## WORK INSTRUCTION:
The data below must be returned in full and exactly.

## EXCERPTED RECORDS:
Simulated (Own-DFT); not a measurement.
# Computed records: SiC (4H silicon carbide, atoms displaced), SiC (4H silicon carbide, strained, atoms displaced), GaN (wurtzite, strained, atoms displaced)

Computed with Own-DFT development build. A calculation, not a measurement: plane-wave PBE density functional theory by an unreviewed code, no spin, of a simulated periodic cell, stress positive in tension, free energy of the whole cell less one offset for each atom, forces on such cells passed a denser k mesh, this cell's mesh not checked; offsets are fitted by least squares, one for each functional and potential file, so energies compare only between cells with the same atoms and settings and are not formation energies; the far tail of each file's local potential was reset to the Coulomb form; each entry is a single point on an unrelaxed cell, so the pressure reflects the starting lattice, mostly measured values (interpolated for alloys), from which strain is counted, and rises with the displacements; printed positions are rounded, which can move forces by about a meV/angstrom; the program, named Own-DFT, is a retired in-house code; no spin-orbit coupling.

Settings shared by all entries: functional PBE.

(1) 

## WRITTEN ANSWER:
Simulated (Own-DFT); not a measurement.
# Computed records: SiC (4H silicon carbide, atoms displaced), SiC (4H silicon carbide, strained, atoms displaced), GaN (wurtzite, strained, atoms displaced)

Computed with Own-DFT development build. A calculation, not a measurement: plane-wave PBE density functional theory by an unreviewed code, no spin, of a simulated periodic cell, stress positive in tension, free energy of the whole cell less one offset for each atom, forces on such cells passed a denser k mesh, this cell's mesh not checked; offsets are fitted by least squares, one for each functional and potential file, so energies compare only between cells with the same atoms and settings and are not formation energies; the far tail of each file's local potential was reset to the Coulomb form; each entry is a single point on an unrelaxed cell, so the pressure reflects the starting lattice, mostly measured values (interpolated for alloys), from which strain is counted, and rises with the displacements; printed positions are rounded, which can move forces by about a meV/angstrom; the program, named Own-DFT, is a retired in-house code; no spin-orbit coupling.

Settings shared by all entries: functional PBE.

(1) 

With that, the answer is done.